▶ **Action item**: So that nothing is lost, transcribe each line of the records exactly.

--- START ---

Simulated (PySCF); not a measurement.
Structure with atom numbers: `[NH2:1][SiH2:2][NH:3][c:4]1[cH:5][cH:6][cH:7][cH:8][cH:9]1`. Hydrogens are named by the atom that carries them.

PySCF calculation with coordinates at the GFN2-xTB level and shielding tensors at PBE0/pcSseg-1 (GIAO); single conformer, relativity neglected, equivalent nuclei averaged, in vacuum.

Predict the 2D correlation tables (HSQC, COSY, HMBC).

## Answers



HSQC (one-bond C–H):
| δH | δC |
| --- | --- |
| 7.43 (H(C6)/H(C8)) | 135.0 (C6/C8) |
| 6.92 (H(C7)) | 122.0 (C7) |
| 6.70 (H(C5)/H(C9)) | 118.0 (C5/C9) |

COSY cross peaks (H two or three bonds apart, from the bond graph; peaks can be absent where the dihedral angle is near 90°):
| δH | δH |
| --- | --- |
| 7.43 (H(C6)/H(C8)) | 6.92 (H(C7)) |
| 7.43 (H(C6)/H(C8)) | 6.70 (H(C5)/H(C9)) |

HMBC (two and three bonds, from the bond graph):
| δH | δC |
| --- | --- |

--- END ---

▶ **Written solution**:
Simulated (PySCF); not a measurement.
Structure with atom numbers: `[NH2:1][SiH2:2][NH:3][c:4]1[cH:5][cH:6][cH:7][cH:8][cH:9]1`. Hydrogens are named by the atom that carries them.

PySCF calculation with coordinates at the GFN2-xTB level and shielding tensors at PBE0/pcSseg-1 (GIAO); single conformer, relativity neglected, equivalent nuclei averaged, in vacuum.

Predict the 2D correlation tables (HSQC, COSY, HMBC).

## Answers



HSQC (one-bond C–H):
| δH | δC |
| --- | --- |
| 7.43 (H(C6)/H(C8)) | 135.0 (C6/C8) |
| 6.92 (H(C7)) | 122.0 (C7) |
| 6.70 (H(C5)/H(C9)) | 118.0 (C5/C9) |

COSY cross peaks (H two or three bonds apart, from the bond graph; peaks can be absent where the dihedral angle is near 90°):
| δH | δH |
| --- | --- |
| 7.43 (H(C6)/H(C8)) | 6.92 (H(C7)) |
| 7.43 (H(C6)/H(C8)) | 6.70 (H(C5)/H(C9)) |

HMBC (two and three bonds, from the bond graph):
| δH | δC |
| --- | --- |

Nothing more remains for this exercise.